All entries must be given again exactly as written.

========================
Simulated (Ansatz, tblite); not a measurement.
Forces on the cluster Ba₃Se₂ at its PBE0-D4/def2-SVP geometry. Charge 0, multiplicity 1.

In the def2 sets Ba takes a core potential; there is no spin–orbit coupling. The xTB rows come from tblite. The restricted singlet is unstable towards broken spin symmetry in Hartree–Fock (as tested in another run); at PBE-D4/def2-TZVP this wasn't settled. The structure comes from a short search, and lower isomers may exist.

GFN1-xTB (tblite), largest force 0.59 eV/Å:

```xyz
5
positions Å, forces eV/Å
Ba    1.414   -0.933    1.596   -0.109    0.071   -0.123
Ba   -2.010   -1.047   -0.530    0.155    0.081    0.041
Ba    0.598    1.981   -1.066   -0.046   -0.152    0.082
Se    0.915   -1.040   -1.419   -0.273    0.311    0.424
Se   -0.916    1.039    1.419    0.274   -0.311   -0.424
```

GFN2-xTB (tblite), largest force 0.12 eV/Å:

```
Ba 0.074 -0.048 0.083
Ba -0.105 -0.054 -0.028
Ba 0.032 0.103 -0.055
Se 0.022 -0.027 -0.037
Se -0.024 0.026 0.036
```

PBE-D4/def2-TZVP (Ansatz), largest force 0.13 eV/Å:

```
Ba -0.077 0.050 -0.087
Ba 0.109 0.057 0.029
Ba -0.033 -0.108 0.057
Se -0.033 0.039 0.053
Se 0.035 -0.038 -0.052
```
========================

EXERCISE ANSWER:
Simulated (Ansatz, tblite); not a measurement.
Forces on the cluster Ba₃Se₂ at its PBE0-D4/def2-SVP geometry. Charge 0, multiplicity 1.

In the def2 sets Ba takes a core potential; there is no spin–orbit coupling. The xTB rows come from tblite. The restricted singlet is unstable towards broken spin symmetry in Hartree–Fock (as tested in another run); at PBE-D4/def2-TZVP this wasn't settled. The structure comes from a short search, and lower isomers may exist.

GFN1-xTB (tblite), largest force 0.59 eV/Å:

```xyz
5
positions Å, forces eV/Å
Ba    1.414   -0.933    1.596   -0.109    0.071   -0.123
Ba   -2.010   -1.047   -0.530    0.155    0.081    0.041
Ba    0.598    1.981   -1.066   -0.046   -0.152    0.082
Se    0.915   -1.040   -1.419   -0.273    0.311    0.424
Se   -0.916    1.039    1.419    0.274   -0.311   -0.424
```

GFN2-xTB (tblite), largest force 0.12 eV/Å:

```
Ba 0.074 -0.048 0.083
Ba -0.105 -0.054 -0.028
Ba 0.032 0.103 -0.055
Se 0.022 -0.027 -0.037
Se -0.024 0.026 0.036
```

PBE-D4/def2-TZVP (Ansatz), largest force 0.13 eV/Å:

```
Ba -0.077 0.050 -0.087
Ba 0.109 0.057 0.029
Ba -0.033 -0.108 0.057
Se -0.033 0.039 0.053
Se 0.035 -0.038 -0.052
```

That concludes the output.